* [WORK ORDER] Your answer should be the lines from the start of the records through the line with "Band structure of", copied word for word.

* [DATASET RECORDS]
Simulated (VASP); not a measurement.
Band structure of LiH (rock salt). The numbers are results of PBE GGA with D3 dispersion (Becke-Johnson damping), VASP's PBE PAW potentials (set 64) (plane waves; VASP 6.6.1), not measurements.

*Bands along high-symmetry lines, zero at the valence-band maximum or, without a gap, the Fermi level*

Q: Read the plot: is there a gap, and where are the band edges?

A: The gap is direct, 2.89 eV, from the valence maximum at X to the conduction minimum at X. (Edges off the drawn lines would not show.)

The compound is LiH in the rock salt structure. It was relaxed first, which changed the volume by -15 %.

* [EXERCISE RESULT]
Simulated (VASP); not a measurement.
Band structure of LiH (rock salt). The numbers are results of PBE GGA with D3 dispersion (Becke-Johnson damping), VASP's PBE PAW potentials (set 64) (plane waves; VASP 6.6.1), not measurements.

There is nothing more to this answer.